[Opening EXTRACTED INFORMATION section]

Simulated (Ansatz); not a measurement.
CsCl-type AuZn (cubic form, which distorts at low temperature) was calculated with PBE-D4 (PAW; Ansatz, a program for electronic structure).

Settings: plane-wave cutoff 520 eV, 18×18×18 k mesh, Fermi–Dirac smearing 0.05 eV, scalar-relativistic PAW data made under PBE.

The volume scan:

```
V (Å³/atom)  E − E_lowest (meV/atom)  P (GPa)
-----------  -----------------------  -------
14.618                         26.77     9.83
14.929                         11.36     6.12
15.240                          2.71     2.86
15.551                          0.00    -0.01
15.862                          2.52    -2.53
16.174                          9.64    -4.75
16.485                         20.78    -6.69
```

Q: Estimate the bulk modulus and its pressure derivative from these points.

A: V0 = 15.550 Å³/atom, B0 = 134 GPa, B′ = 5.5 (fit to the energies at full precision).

[Closing EXTRACTED INFORMATION section]

# REQUIRED ACTION
Now output the listing above, exactly as it appears.

# TASK ANSWER
Simulated (Ansatz); not a measurement.
CsCl-type AuZn (cubic form, which distorts at low temperature) was calculated with PBE-D4 (PAW; Ansatz, a program for electronic structure).

Settings: plane-wave cutoff 520 eV, 18×18×18 k mesh, Fermi–Dirac smearing 0.05 eV, scalar-relativistic PAW data made under PBE.

The volume scan:

```
V (Å³/atom)  E − E_lowest (meV/atom)  P (GPa)
-----------  -----------------------  -------
14.618                         26.77     9.83
14.929                         11.36     6.12
15.240                          2.71     2.86
15.551                          0.00    -0.01
15.862                          2.52    -2.53
16.174                          9.64    -4.75
16.485                         20.78    -6.69
```

Q: Estimate the bulk modulus and its pressure derivative from these points.

A: V0 = 15.550 Å³/atom, B0 = 134 GPa, B′ = 5.5 (fit to the energies at full precision).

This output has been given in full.